• [Work task]
Once you find the line containing "Fit a third-order" in the data below, copy it and each following line exactly, up to and including the line containing "Least squares on", and nothing else.

===== Given information

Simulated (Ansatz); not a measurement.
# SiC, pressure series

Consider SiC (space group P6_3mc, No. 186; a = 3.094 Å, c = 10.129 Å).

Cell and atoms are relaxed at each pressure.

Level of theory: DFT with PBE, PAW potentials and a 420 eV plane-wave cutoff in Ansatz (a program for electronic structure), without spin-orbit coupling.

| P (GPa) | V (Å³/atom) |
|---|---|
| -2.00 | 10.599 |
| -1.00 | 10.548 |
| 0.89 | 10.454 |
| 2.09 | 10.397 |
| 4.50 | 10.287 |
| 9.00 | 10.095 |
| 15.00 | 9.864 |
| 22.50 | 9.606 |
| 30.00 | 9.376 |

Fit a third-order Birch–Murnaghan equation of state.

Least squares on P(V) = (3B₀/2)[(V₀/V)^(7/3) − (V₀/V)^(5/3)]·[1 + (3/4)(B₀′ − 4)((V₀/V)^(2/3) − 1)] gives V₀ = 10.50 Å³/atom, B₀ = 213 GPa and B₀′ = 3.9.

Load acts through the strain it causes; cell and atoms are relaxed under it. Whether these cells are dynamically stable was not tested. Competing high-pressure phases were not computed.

==========

• [Answer section]
Fit a third-order Birch–Murnaghan equation of state.

Least squares on P(V) = (3B₀/2)[(V₀/V)^(7/3) − (V₀/V)^(5/3)]·[1 + (3/4)(B₀′ − 4)((V₀/V)^(2/3) − 1)] gives V₀ = 10.50 Å³/atom, B₀ = 213 GPa and B₀′ = 3.9.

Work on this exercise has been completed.